» **Work item**
In the entries below, which lines run from the one containing "Computed geometry: GFN2-xTB" to the one containing "Give the dipole moment at this level."? Copy exactly those lines, ends included, and no others.

» **Dataset extract**
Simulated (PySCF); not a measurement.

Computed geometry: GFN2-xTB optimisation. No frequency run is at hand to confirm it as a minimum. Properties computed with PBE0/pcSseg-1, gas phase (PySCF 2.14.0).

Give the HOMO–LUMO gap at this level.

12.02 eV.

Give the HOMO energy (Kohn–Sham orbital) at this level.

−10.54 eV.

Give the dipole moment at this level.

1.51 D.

» **Answer section**
Computed geometry: GFN2-xTB optimisation. No frequency run is at hand to confirm it as a minimum. Properties computed with PBE0/pcSseg-1, gas phase (PySCF 2.14.0).

Give the HOMO–LUMO gap at this level.

12.02 eV.

Give the HOMO energy (Kohn–Sham orbital) at this level.

−10.54 eV.

Give the dipole moment at this level.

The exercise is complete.